ACTION ITEM:
Each line of the entries, from the first to the line containing "Output of a", is to be transcribed exactly as it stands; include no other lines.

GIVEN DATA:
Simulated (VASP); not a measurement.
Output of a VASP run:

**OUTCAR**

EXPECTED ANSWER:
Simulated (VASP); not a measurement.
Output of a VASP run:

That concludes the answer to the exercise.